ASSIGNED TASK >>
Transcribe the data that follows, exactly and in full.

STORED DATA >>
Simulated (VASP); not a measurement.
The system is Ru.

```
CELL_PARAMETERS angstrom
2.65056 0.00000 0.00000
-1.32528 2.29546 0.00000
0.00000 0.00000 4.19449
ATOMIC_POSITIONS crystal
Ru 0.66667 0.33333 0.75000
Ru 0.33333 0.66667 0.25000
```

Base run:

TASK OUTPUT >>
Simulated (VASP); not a measurement.
The system is Ru.

```
CELL_PARAMETERS angstrom
2.65056 0.00000 0.00000
-1.32528 2.29546 0.00000
0.00000 0.00000 4.19449
ATOMIC_POSITIONS crystal
Ru 0.66667 0.33333 0.75000
Ru 0.33333 0.66667 0.25000
```

Base run:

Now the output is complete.